__Assigned task__
Return every record below exactly.

☆ ☆ ☆

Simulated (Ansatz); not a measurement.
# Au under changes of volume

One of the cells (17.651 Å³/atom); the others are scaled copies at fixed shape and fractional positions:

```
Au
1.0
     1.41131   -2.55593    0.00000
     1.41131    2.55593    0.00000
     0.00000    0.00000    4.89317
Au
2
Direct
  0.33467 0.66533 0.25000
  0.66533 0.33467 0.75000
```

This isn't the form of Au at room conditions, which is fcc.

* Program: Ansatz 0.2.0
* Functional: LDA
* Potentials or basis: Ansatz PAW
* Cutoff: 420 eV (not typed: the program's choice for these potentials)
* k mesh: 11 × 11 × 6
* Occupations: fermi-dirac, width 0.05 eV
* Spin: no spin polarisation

☆ ☆ ☆

__Task response__
Simulated (Ansatz); not a measurement.
# Au under changes of volume

One of the cells (17.651 Å³/atom); the others are scaled copies at fixed shape and fractional positions:

```
Au
1.0
     1.41131   -2.55593    0.00000
     1.41131    2.55593    0.00000
     0.00000    0.00000    4.89317
Au
2
Direct
  0.33467 0.66533 0.25000
  0.66533 0.33467 0.75000
```

This isn't the form of Au at room conditions, which is fcc.

* Program: Ansatz 0.2.0
* Functional: LDA
* Potentials or basis: Ansatz PAW
* Cutoff: 420 eV (not typed: the program's choice for these potentials)
* k mesh: 11 × 11 × 6
* Occupations: fermi-dirac, width 0.05 eV
* Spin: no spin polarisation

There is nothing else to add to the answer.